Excerpted records Start Marker

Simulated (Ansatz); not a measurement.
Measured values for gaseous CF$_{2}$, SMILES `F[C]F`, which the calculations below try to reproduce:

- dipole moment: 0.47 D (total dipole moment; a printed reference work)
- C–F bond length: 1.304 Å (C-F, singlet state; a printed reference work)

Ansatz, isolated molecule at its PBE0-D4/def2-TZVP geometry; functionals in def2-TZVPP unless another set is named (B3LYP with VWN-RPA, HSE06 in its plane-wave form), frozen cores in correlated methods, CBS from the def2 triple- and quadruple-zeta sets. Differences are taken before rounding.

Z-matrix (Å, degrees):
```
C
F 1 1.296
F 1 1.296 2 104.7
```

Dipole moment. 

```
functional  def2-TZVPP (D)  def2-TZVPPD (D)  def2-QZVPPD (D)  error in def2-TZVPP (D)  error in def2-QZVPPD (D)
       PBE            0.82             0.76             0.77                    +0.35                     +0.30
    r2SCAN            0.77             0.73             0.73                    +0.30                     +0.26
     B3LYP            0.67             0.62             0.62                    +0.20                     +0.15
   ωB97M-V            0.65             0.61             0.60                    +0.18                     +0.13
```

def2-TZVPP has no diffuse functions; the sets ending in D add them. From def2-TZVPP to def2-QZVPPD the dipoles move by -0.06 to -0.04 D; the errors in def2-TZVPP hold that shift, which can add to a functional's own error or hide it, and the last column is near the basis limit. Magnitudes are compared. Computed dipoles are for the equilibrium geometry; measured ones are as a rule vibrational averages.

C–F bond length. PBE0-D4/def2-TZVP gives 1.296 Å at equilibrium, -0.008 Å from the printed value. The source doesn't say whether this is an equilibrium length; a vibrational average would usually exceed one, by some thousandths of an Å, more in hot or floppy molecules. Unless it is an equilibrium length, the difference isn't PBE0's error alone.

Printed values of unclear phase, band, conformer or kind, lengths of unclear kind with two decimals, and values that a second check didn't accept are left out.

Excerpted records End Marker

◆ **Assignment**: From the first line of the data above through the line containing "C–F bond length.", set each line down again exactly; include both ends and omit everything else.

◆ **Expected answer**:
Simulated (Ansatz); not a measurement.
Measured values for gaseous CF$_{2}$, SMILES `F[C]F`, which the calculations below try to reproduce:

- dipole moment: 0.47 D (total dipole moment; a printed reference work)
- C–F bond length: 1.304 Å (C-F, singlet state; a printed reference work)

Ansatz, isolated molecule at its PBE0-D4/def2-TZVP geometry; functionals in def2-TZVPP unless another set is named (B3LYP with VWN-RPA, HSE06 in its plane-wave form), frozen cores in correlated methods, CBS from the def2 triple- and quadruple-zeta sets. Differences are taken before rounding.

Z-matrix (Å, degrees):
```
C
F 1 1.296
F 1 1.296 2 104.7
```

Dipole moment. 

```
functional  def2-TZVPP (D)  def2-TZVPPD (D)  def2-QZVPPD (D)  error in def2-TZVPP (D)  error in def2-QZVPPD (D)
       PBE            0.82             0.76             0.77                    +0.35                     +0.30
    r2SCAN            0.77             0.73             0.73                    +0.30                     +0.26
     B3LYP            0.67             0.62             0.62                    +0.20                     +0.15
   ωB97M-V            0.65             0.61             0.60                    +0.18                     +0.13
```

def2-TZVPP has no diffuse functions; the sets ending in D add them. From def2-TZVPP to def2-QZVPPD the dipoles move by -0.06 to -0.04 D; the errors in def2-TZVPP hold that shift, which can add to a functional's own error or hide it, and the last column is near the basis limit. Magnitudes are compared. Computed dipoles are for the equilibrium geometry; measured ones are as a rule vibrational averages.

C–F bond length. PBE0-D4/def2-TZVP gives 1.296 Å at equilibrium, -0.008 Å from the printed value. The source doesn't say whether this is an equilibrium length; a vibrational average would usually exceed one, by some thousandths of an Å, more in hot or floppy molecules. Unless it is an equilibrium length, the difference isn't PBE0's error alone.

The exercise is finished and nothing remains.